**Requirement**
What follows are records. Restate all of them word for word.

─── Provided material

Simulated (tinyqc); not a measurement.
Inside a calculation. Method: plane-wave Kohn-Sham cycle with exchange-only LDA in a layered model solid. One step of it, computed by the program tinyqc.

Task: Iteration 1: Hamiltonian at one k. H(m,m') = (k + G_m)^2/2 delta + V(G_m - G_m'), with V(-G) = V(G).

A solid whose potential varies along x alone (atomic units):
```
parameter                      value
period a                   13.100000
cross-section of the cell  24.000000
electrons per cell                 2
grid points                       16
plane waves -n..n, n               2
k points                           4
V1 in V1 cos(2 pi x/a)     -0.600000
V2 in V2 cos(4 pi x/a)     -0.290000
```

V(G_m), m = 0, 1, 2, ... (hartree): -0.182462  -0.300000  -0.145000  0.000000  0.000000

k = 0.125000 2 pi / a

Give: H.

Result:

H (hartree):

──────

**Solution**
Simulated (tinyqc); not a measurement.
Inside a calculation. Method: plane-wave Kohn-Sham cycle with exchange-only LDA in a layered model solid. One step of it, computed by the program tinyqc.

Task: Iteration 1: Hamiltonian at one k. H(m,m') = (k + G_m)^2/2 delta + V(G_m - G_m'), with V(-G) = V(G).

A solid whose potential varies along x alone (atomic units):
```
parameter                      value
period a                   13.100000
cross-section of the cell  24.000000
electrons per cell                 2
grid points                       16
plane waves -n..n, n               2
k points                           4
V1 in V1 cos(2 pi x/a)     -0.600000
V2 in V2 cos(4 pi x/a)     -0.290000
```

V(G_m), m = 0, 1, 2, ... (hartree): -0.182462  -0.300000  -0.145000  0.000000  0.000000

k = 0.125000 2 pi / a

Give: H.

Result:

H (hartree):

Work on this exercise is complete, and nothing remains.